WORK REQUEST:
Print each of the records below, leaving every word as it is.

[[ EXTRACTED ENTRIES, beginning ]]

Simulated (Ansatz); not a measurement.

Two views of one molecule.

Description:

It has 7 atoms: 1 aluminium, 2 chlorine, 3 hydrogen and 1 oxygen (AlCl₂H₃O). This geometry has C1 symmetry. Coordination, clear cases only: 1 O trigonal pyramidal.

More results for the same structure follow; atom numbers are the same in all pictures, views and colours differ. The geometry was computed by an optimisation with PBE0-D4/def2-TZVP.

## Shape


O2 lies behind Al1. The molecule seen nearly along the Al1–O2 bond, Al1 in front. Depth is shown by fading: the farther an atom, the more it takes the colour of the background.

[[ EXTRACTED ENTRIES, end ]]

WRITTEN RESPONSE:
Simulated (Ansatz); not a measurement.

Two views of one molecule.

Description:

It has 7 atoms: 1 aluminium, 2 chlorine, 3 hydrogen and 1 oxygen (AlCl₂H₃O). This geometry has C1 symmetry. Coordination, clear cases only: 1 O trigonal pyramidal.

More results for the same structure follow; atom numbers are the same in all pictures, views and colours differ. The geometry was computed by an optimisation with PBE0-D4/def2-TZVP.

## Shape


O2 lies behind Al1. The molecule seen nearly along the Al1–O2 bond, Al1 in front. Depth is shown by fading: the farther an atom, the more it takes the colour of the background.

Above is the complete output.